● REQUIRED ACTION:
Please repeat the records exactly from their first line, finishing at the line containing "## Calculated data, AlN" and including it.

● LISTED RECORDS:
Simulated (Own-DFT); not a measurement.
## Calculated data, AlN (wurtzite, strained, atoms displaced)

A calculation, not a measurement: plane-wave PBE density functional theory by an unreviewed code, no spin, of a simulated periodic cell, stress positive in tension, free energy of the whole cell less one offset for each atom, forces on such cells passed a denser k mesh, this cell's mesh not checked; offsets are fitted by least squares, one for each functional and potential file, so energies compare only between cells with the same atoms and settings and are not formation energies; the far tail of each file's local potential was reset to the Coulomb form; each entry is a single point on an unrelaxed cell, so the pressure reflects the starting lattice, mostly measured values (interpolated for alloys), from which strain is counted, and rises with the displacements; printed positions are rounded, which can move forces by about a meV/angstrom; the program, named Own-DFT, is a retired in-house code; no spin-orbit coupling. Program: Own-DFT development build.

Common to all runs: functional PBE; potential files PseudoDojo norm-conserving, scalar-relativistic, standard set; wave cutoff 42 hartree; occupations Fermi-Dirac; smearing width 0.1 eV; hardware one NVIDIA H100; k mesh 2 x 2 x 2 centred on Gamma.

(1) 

● EXPECTED ANSWER:
Simulated (Own-DFT); not a measurement.
## Calculated data, AlN (wurtzite, strained, atoms displaced)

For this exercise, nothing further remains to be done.